Work instruction
Print the data that follows exactly as it stands, from its first line through the line containing "pressure 0.2 GPa.", and stop there.

Information supplied
########################################

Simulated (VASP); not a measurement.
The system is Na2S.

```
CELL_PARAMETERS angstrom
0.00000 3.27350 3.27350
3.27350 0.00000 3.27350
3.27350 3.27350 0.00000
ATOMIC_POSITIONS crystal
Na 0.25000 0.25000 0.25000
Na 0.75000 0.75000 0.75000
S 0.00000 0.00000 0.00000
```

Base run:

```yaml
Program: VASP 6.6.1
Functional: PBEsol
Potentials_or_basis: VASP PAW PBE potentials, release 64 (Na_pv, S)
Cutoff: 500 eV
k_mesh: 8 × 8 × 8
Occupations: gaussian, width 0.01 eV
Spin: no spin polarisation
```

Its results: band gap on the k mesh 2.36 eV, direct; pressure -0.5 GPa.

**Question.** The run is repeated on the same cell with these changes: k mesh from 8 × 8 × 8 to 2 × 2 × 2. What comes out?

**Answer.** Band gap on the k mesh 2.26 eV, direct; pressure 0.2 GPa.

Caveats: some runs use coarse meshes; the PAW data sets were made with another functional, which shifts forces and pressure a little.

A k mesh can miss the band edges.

########################################

Exercise solution
Simulated (VASP); not a measurement.
The system is Na2S.

```
CELL_PARAMETERS angstrom
0.00000 3.27350 3.27350
3.27350 0.00000 3.27350
3.27350 3.27350 0.00000
ATOMIC_POSITIONS crystal
Na 0.25000 0.25000 0.25000
Na 0.75000 0.75000 0.75000
S 0.00000 0.00000 0.00000
```

Base run:

```yaml
Program: VASP 6.6.1
Functional: PBEsol
Potentials_or_basis: VASP PAW PBE potentials, release 64 (Na_pv, S)
Cutoff: 500 eV
k_mesh: 8 × 8 × 8
Occupations: gaussian, width 0.01 eV
Spin: no spin polarisation
```

Its results: band gap on the k mesh 2.36 eV, direct; pressure -0.5 GPa.

**Question.** The run is repeated on the same cell with these changes: k mesh from 8 × 8 × 8 to 2 × 2 × 2. What comes out?

**Answer.** Band gap on the k mesh 2.26 eV, direct; pressure 0.2 GPa.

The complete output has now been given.